> **RECORDED INFORMATION**
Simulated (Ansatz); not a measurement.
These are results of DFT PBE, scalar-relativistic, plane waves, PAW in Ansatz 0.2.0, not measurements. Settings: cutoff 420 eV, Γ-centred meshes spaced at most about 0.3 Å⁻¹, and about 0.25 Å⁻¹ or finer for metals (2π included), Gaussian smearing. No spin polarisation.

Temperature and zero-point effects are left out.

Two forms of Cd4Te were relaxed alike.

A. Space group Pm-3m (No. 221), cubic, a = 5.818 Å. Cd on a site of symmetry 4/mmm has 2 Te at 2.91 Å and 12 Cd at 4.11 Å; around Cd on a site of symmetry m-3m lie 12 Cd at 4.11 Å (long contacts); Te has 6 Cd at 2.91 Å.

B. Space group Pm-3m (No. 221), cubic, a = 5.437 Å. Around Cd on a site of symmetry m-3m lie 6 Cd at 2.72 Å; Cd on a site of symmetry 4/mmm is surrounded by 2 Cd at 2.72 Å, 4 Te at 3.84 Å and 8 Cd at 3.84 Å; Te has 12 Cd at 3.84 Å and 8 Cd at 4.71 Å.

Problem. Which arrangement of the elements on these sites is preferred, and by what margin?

> **WORK REQUEST**
Copy all the entries verbatim.

> **TASK RESPONSE**
Simulated (Ansatz); not a measurement.
These are results of DFT PBE, scalar-relativistic, plane waves, PAW in Ansatz 0.2.0, not measurements. Settings: cutoff 420 eV, Γ-centred meshes spaced at most about 0.3 Å⁻¹, and about 0.25 Å⁻¹ or finer for metals (2π included), Gaussian smearing. No spin polarisation.

Temperature and zero-point effects are left out.

Two forms of Cd4Te were relaxed alike.

A. Space group Pm-3m (No. 221), cubic, a = 5.818 Å. Cd on a site of symmetry 4/mmm has 2 Te at 2.91 Å and 12 Cd at 4.11 Å; around Cd on a site of symmetry m-3m lie 12 Cd at 4.11 Å (long contacts); Te has 6 Cd at 2.91 Å.

B. Space group Pm-3m (No. 221), cubic, a = 5.437 Å. Around Cd on a site of symmetry m-3m lie 6 Cd at 2.72 Å; Cd on a site of symmetry 4/mmm is surrounded by 2 Cd at 2.72 Å, 4 Te at 3.84 Å and 8 Cd at 3.84 Å; Te has 12 Cd at 3.84 Å and 8 Cd at 4.71 Å.

Problem. Which arrangement of the elements on these sites is preferred, and by what margin?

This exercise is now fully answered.